======

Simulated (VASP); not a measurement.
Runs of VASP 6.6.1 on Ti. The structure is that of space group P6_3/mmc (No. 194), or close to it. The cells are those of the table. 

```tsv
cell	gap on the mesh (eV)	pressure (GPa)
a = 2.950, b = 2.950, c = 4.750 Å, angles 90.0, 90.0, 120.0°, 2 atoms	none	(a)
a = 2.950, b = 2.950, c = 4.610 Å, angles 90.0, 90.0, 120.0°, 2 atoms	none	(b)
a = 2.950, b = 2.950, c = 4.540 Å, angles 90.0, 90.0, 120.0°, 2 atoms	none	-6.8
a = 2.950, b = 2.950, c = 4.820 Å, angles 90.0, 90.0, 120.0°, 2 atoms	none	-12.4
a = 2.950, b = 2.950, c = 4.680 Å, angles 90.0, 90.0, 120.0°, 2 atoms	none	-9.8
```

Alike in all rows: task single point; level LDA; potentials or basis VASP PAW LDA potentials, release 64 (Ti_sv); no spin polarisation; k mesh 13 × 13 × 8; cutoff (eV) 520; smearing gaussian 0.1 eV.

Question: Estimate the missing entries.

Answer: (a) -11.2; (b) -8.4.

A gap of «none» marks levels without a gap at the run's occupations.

======

Look above for the line with "Alike in all" and the line with "Answer: (a) -11.2; (b) -8.4."; transcribe both and all lines in between, exactly, and nothing else.

• **ANSWER SECTION**:
Alike in all rows: task single point; level LDA; potentials or basis VASP PAW LDA potentials, release 64 (Ti_sv); no spin polarisation; k mesh 13 × 13 × 8; cutoff (eV) 520; smearing gaussian 0.1 eV.

Question: Estimate the missing entries.

Answer: (a) -11.2; (b) -8.4.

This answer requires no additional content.